Work item -> Down to the last line, set the entries down again exactly.

The data ->
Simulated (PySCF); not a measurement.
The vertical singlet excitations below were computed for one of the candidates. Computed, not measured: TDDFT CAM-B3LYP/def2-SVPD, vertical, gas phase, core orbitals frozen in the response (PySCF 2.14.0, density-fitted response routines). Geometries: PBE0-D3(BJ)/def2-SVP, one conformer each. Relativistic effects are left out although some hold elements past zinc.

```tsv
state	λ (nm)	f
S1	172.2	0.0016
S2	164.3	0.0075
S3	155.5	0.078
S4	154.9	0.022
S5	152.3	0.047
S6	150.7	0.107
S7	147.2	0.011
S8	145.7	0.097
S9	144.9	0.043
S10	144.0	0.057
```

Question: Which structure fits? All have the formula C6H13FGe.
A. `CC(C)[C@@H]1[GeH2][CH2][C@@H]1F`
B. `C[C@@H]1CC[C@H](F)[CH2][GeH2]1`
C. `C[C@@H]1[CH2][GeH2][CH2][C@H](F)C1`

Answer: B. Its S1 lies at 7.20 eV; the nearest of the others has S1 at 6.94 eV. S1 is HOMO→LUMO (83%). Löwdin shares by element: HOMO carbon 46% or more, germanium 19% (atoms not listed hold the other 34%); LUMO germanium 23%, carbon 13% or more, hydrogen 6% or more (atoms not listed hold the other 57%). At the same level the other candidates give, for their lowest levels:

Response box ->
Simulated (PySCF); not a measurement.
The vertical singlet excitations below were computed for one of the candidates. Computed, not measured: TDDFT CAM-B3LYP/def2-SVPD, vertical, gas phase, core orbitals frozen in the response (PySCF 2.14.0, density-fitted response routines). Geometries: PBE0-D3(BJ)/def2-SVP, one conformer each. Relativistic effects are left out although some hold elements past zinc.

```tsv
state	λ (nm)	f
S1	172.2	0.0016
S2	164.3	0.0075
S3	155.5	0.078
S4	154.9	0.022
S5	152.3	0.047
S6	150.7	0.107
S7	147.2	0.011
S8	145.7	0.097
S9	144.9	0.043
S10	144.0	0.057
```

Question: Which structure fits? All have the formula C6H13FGe.
A. `CC(C)[C@@H]1[GeH2][CH2][C@@H]1F`
B. `C[C@@H]1CC[C@H](F)[CH2][GeH2]1`
C. `C[C@@H]1[CH2][GeH2][CH2][C@H](F)C1`

Answer: B. Its S1 lies at 7.20 eV; the nearest of the others has S1 at 6.94 eV. S1 is HOMO→LUMO (83%). Löwdin shares by element: HOMO carbon 46% or more, germanium 19% (atoms not listed hold the other 34%); LUMO germanium 23%, carbon 13% or more, hydrogen 6% or more (atoms not listed hold the other 57%). At the same level the other candidates give, for their lowest levels:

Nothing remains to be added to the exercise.